§ **Data extracts**
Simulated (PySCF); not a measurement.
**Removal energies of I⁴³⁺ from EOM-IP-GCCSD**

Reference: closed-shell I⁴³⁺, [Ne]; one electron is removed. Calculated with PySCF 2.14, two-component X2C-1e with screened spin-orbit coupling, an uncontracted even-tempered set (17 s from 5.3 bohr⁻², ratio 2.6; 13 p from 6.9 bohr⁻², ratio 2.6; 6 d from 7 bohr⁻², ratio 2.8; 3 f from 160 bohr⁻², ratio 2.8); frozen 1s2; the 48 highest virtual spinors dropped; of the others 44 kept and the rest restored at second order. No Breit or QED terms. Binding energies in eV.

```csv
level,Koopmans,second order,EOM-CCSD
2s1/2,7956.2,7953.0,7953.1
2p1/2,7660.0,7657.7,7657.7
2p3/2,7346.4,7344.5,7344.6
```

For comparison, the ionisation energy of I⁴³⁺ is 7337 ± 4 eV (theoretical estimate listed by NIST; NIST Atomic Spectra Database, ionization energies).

§ **Work order**
Your job is to copy all the records exactly.

§ **Written solution**
Simulated (PySCF); not a measurement.
**Removal energies of I⁴³⁺ from EOM-IP-GCCSD**

Reference: closed-shell I⁴³⁺, [Ne]; one electron is removed. Calculated with PySCF 2.14, two-component X2C-1e with screened spin-orbit coupling, an uncontracted even-tempered set (17 s from 5.3 bohr⁻², ratio 2.6; 13 p from 6.9 bohr⁻², ratio 2.6; 6 d from 7 bohr⁻², ratio 2.8; 3 f from 160 bohr⁻², ratio 2.8); frozen 1s2; the 48 highest virtual spinors dropped; of the others 44 kept and the rest restored at second order. No Breit or QED terms. Binding energies in eV.

```csv
level,Koopmans,second order,EOM-CCSD
2s1/2,7956.2,7953.0,7953.1
2p1/2,7660.0,7657.7,7657.7
2p3/2,7346.4,7344.5,7344.6
```

For comparison, the ionisation energy of I⁴³⁺ is 7337 ± 4 eV (theoretical estimate listed by NIST; NIST Atomic Spectra Database, ionization energies).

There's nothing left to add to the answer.